• _Assigned task_
Reproduce the data word for word, keeping every line complete.

-- Opening Marker --
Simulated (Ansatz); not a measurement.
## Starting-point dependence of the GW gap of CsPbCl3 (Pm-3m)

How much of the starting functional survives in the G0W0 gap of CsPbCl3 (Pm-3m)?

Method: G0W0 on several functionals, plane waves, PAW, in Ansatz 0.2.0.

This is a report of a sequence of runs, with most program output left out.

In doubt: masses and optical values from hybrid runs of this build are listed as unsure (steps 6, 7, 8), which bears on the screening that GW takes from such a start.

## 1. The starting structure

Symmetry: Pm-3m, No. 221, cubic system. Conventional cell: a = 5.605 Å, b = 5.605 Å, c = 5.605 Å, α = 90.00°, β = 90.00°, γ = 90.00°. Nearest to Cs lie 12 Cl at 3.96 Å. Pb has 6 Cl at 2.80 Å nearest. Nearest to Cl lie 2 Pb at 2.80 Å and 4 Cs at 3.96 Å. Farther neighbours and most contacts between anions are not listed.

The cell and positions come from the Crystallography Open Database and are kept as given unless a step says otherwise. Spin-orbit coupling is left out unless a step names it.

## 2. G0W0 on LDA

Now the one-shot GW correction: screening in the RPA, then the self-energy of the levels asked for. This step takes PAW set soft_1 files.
-- Closing Marker --

• _Expected answer_
Simulated (Ansatz); not a measurement.
## Starting-point dependence of the GW gap of CsPbCl3 (Pm-3m)

How much of the starting functional survives in the G0W0 gap of CsPbCl3 (Pm-3m)?

Method: G0W0 on several functionals, plane waves, PAW, in Ansatz 0.2.0.

This is a report of a sequence of runs, with most program output left out.

In doubt: masses and optical values from hybrid runs of this build are listed as unsure (steps 6, 7, 8), which bears on the screening that GW takes from such a start.

## 1. The starting structure

Symmetry: Pm-3m, No. 221, cubic system. Conventional cell: a = 5.605 Å, b = 5.605 Å, c = 5.605 Å, α = 90.00°, β = 90.00°, γ = 90.00°. Nearest to Cs lie 12 Cl at 3.96 Å. Pb has 6 Cl at 2.80 Å nearest. Nearest to Cl lie 2 Pb at 2.80 Å and 4 Cs at 3.96 Å. Farther neighbours and most contacts between anions are not listed.

The cell and positions come from the Crystallography Open Database and are kept as given unless a step says otherwise. Spin-orbit coupling is left out unless a step names it.

## 2. G0W0 on LDA

Now the one-shot GW correction: screening in the RPA, then the self-energy of the levels asked for. This step takes PAW set soft_1 files.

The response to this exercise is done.